REQUIREMENT: Repeat exactly, and only, the lines below starting at the line that contains "CHBrClF, SMILES [C@H](F)(Cl)Br." and ending at the line that contains "at 1.938 Å.", inclusive of both.

##### SOURCE MATERIAL

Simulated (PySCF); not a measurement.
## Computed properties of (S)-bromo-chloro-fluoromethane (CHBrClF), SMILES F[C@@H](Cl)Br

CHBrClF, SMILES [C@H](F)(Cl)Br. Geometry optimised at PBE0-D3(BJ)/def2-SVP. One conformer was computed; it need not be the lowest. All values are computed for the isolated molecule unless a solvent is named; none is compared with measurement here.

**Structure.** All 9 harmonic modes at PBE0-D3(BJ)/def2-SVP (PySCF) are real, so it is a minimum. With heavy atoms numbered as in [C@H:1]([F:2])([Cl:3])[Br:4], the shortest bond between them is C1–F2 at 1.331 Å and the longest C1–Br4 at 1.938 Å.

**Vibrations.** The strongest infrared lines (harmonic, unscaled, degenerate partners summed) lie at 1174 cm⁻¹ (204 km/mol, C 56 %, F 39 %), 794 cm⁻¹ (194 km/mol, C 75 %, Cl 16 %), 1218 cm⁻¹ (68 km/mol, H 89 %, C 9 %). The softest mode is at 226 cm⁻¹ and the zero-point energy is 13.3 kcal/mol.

##########

RESPONSE AREA:
CHBrClF, SMILES [C@H](F)(Cl)Br. Geometry optimised at PBE0-D3(BJ)/def2-SVP. One conformer was computed; it need not be the lowest. All values are computed for the isolated molecule unless a solvent is named; none is compared with measurement here.

**Structure.** All 9 harmonic modes at PBE0-D3(BJ)/def2-SVP (PySCF) are real, so it is a minimum. With heavy atoms numbered as in [C@H:1]([F:2])([Cl:3])[Br:4], the shortest bond between them is C1–F2 at 1.331 Å and the longest C1–Br4 at 1.938 Å.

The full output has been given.